▶ _MATERIAL SUPPLIED_:
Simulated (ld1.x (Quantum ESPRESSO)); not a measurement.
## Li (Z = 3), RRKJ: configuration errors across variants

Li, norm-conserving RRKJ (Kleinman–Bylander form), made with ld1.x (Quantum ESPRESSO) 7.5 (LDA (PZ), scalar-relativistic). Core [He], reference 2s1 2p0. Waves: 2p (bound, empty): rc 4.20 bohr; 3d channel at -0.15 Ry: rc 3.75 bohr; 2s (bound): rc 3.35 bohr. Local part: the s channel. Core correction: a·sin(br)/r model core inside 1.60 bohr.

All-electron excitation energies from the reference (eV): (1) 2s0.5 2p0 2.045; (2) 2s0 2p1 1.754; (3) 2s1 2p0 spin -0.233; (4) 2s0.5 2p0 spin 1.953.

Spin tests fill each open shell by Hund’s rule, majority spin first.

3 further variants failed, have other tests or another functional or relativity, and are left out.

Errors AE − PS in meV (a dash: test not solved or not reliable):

▶ _TASK ITEM_:
Transcribe exactly, and only, the lines from the opening line of the records through the line containing "3 further variants".

▶ _EXERCISE RESPONSE_:
Simulated (ld1.x (Quantum ESPRESSO)); not a measurement.
## Li (Z = 3), RRKJ: configuration errors across variants

Li, norm-conserving RRKJ (Kleinman–Bylander form), made with ld1.x (Quantum ESPRESSO) 7.5 (LDA (PZ), scalar-relativistic). Core [He], reference 2s1 2p0. Waves: 2p (bound, empty): rc 4.20 bohr; 3d channel at -0.15 Ry: rc 3.75 bohr; 2s (bound): rc 3.35 bohr. Local part: the s channel. Core correction: a·sin(br)/r model core inside 1.60 bohr.

All-electron excitation energies from the reference (eV): (1) 2s0.5 2p0 2.045; (2) 2s0 2p1 1.754; (3) 2s1 2p0 spin -0.233; (4) 2s0.5 2p0 spin 1.953.

Spin tests fill each open shell by Hund’s rule, majority spin first.

3 further variants failed, have other tests or another functional or relativity, and are left out.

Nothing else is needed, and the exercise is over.